> **Work item**:
Nothing but a full, exact copy of the data is needed.

> **Exercise data**:
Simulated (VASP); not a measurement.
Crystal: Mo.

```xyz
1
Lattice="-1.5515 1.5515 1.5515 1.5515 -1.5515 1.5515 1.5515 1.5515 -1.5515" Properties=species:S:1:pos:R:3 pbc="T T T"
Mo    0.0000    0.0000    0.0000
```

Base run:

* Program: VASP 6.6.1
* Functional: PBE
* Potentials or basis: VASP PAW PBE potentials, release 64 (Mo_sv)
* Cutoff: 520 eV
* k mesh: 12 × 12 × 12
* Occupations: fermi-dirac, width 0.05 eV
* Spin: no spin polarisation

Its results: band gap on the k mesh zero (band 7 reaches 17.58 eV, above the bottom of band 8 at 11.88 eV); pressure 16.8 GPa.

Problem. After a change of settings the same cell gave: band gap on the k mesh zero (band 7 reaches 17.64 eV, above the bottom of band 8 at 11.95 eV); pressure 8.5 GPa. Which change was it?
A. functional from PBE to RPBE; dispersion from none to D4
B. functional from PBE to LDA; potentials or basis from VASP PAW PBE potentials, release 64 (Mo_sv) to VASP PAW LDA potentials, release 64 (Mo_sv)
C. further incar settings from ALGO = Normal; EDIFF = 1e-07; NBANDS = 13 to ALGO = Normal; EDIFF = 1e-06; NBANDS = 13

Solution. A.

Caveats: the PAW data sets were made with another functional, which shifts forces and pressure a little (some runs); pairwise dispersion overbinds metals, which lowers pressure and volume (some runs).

> **Written answer**:
Simulated (VASP); not a measurement.
Crystal: Mo.

```xyz
1
Lattice="-1.5515 1.5515 1.5515 1.5515 -1.5515 1.5515 1.5515 1.5515 -1.5515" Properties=species:S:1:pos:R:3 pbc="T T T"
Mo    0.0000    0.0000    0.0000
```

Base run:

* Program: VASP 6.6.1
* Functional: PBE
* Potentials or basis: VASP PAW PBE potentials, release 64 (Mo_sv)
* Cutoff: 520 eV
* k mesh: 12 × 12 × 12
* Occupations: fermi-dirac, width 0.05 eV
* Spin: no spin polarisation

Its results: band gap on the k mesh zero (band 7 reaches 17.58 eV, above the bottom of band 8 at 11.88 eV); pressure 16.8 GPa.

Problem. After a change of settings the same cell gave: band gap on the k mesh zero (band 7 reaches 17.64 eV, above the bottom of band 8 at 11.95 eV); pressure 8.5 GPa. Which change was it?
A. functional from PBE to RPBE; dispersion from none to D4
B. functional from PBE to LDA; potentials or basis from VASP PAW PBE potentials, release 64 (Mo_sv) to VASP PAW LDA potentials, release 64 (Mo_sv)
C. further incar settings from ALGO = Normal; EDIFF = 1e-07; NBANDS = 13 to ALGO = Normal; EDIFF = 1e-06; NBANDS = 13

Solution. A.

Caveats: the PAW data sets were made with another functional, which shifts forces and pressure a little (some runs); pairwise dispersion overbinds metals, which lowers pressure and volume (some runs).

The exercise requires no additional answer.